* **TASK ITEM**
What's wanted is the full listing, reproduced exactly.

──────── DATA PROVIDED

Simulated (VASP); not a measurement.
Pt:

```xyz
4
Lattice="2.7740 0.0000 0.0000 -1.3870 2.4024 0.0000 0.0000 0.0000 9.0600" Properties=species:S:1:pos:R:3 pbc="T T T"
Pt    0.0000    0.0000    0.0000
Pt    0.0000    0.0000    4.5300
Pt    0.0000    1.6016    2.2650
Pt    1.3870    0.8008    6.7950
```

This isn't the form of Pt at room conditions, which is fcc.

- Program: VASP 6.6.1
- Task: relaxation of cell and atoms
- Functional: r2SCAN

────────────────

* **SOLUTION**
Simulated (VASP); not a measurement.
Pt:

```xyz
4
Lattice="2.7740 0.0000 0.0000 -1.3870 2.4024 0.0000 0.0000 0.0000 9.0600" Properties=species:S:1:pos:R:3 pbc="T T T"
Pt    0.0000    0.0000    0.0000
Pt    0.0000    0.0000    4.5300
Pt    0.0000    1.6016    2.2650
Pt    1.3870    0.8008    6.7950
```

This isn't the form of Pt at room conditions, which is fcc.

- Program: VASP 6.6.1
- Task: relaxation of cell and atoms
- Functional: r2SCAN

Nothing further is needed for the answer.